## ACTION ITEM:
Retype each line exactly as it stands, beginning at the first line of the material and finishing with the line that contains "## Step 1: The structure to begin with".

## EXTRACTED INFORMATION:
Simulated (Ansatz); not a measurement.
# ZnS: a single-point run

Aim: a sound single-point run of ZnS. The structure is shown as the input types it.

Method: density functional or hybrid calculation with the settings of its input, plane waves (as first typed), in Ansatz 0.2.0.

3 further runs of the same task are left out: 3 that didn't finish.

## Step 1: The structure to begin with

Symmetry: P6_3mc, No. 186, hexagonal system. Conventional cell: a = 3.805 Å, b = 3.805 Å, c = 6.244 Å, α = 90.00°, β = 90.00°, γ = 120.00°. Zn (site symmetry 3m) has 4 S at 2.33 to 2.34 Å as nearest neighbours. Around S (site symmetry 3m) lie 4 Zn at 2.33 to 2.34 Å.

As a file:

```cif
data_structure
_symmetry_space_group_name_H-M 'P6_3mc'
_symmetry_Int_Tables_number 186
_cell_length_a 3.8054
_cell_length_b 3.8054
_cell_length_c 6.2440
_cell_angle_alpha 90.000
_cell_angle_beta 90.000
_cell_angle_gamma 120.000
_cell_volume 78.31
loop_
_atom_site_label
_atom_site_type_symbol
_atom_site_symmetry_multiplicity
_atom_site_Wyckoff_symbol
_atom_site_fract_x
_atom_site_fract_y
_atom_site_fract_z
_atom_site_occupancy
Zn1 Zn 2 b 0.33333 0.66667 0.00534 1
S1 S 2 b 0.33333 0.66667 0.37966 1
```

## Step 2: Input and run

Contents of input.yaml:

## ANSWER AREA:
Simulated (Ansatz); not a measurement.
# ZnS: a single-point run

Aim: a sound single-point run of ZnS. The structure is shown as the input types it.

Method: density functional or hybrid calculation with the settings of its input, plane waves (as first typed), in Ansatz 0.2.0.

3 further runs of the same task are left out: 3 that didn't finish.

## Step 1: The structure to begin with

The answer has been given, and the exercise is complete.